## [Data to examine]
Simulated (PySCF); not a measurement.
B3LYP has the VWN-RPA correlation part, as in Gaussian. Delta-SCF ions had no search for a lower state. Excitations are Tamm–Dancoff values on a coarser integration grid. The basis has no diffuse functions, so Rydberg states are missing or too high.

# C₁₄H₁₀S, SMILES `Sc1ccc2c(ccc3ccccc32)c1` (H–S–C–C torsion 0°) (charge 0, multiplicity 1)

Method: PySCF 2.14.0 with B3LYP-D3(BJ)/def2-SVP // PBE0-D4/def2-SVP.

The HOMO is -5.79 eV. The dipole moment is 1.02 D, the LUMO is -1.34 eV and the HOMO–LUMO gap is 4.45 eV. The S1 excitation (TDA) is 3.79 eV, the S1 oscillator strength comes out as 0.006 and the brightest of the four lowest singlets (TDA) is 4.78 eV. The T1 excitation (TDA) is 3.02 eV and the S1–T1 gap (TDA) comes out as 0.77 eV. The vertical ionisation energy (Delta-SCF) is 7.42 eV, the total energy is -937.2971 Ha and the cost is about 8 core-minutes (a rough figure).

## [Exercise]
The first line of the entries, the line with "Method: PySCF 2.14.0", and every line between them should be retyped exactly, and nothing else.

## [Written response]
Simulated (PySCF); not a measurement.
B3LYP has the VWN-RPA correlation part, as in Gaussian. Delta-SCF ions had no search for a lower state. Excitations are Tamm–Dancoff values on a coarser integration grid. The basis has no diffuse functions, so Rydberg states are missing or too high.

# C₁₄H₁₀S, SMILES `Sc1ccc2c(ccc3ccccc32)c1` (H–S–C–C torsion 0°) (charge 0, multiplicity 1)

Method: PySCF 2.14.0 with B3LYP-D3(BJ)/def2-SVP // PBE0-D4/def2-SVP.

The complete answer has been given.